- Dataset content
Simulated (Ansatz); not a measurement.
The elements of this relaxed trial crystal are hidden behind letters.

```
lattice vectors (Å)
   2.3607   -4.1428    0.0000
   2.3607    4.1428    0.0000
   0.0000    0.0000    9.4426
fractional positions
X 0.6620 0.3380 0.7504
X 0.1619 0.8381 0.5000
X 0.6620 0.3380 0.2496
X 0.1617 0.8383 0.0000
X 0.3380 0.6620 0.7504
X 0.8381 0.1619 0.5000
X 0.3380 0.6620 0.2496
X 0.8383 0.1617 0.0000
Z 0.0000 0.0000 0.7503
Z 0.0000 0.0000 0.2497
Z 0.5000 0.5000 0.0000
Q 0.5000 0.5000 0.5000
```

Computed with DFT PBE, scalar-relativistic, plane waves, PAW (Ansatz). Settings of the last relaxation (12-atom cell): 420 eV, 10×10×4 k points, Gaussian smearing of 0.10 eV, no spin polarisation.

- Work order
Each of the entries must be written out again exactly.

- Exercise response
Simulated (Ansatz); not a measurement.
The elements of this relaxed trial crystal are hidden behind letters.

```
lattice vectors (Å)
   2.3607   -4.1428    0.0000
   2.3607    4.1428    0.0000
   0.0000    0.0000    9.4426
fractional positions
X 0.6620 0.3380 0.7504
X 0.1619 0.8381 0.5000
X 0.6620 0.3380 0.2496
X 0.1617 0.8383 0.0000
X 0.3380 0.6620 0.7504
X 0.8381 0.1619 0.5000
X 0.3380 0.6620 0.2496
X 0.8383 0.1617 0.0000
Z 0.0000 0.0000 0.7503
Z 0.0000 0.0000 0.2497
Z 0.5000 0.5000 0.0000
Q 0.5000 0.5000 0.5000
```

Computed with DFT PBE, scalar-relativistic, plane waves, PAW (Ansatz). Settings of the last relaxation (12-atom cell): 420 eV, 10×10×4 k points, Gaussian smearing of 0.10 eV, no spin polarisation.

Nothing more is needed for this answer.